- Work instruction -
Please copy, character for character, each line from the beginning of the listing to the line containing "### Describe the coordination of atom 4.", including both.

#####
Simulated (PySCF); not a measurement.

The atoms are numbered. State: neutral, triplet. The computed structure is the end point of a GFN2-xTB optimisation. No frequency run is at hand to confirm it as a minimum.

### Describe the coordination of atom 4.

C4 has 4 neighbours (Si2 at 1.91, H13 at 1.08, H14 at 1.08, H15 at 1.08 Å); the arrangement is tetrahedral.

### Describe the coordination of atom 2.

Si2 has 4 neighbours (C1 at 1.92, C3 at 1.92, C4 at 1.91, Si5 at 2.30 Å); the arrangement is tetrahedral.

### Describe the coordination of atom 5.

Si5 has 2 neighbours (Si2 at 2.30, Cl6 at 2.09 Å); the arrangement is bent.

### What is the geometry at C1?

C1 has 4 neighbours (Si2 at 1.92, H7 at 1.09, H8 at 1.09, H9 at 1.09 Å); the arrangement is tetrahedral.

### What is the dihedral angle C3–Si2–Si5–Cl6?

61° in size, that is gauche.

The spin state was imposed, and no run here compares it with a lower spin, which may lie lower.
#####

- Written answer -
Simulated (PySCF); not a measurement.

The atoms are numbered. State: neutral, triplet. The computed structure is the end point of a GFN2-xTB optimisation. No frequency run is at hand to confirm it as a minimum.

### Describe the coordination of atom 4.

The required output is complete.